Set down exactly the entries below, beginning at their first line and ending at the line with "OSZICAR of a".

BEGIN EXTRACTED MATERIAL
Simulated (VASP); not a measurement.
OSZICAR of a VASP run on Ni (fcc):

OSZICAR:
END EXTRACTED MATERIAL

- EXERCISE RESPONSE:
Simulated (VASP); not a measurement.
OSZICAR of a VASP run on Ni (fcc):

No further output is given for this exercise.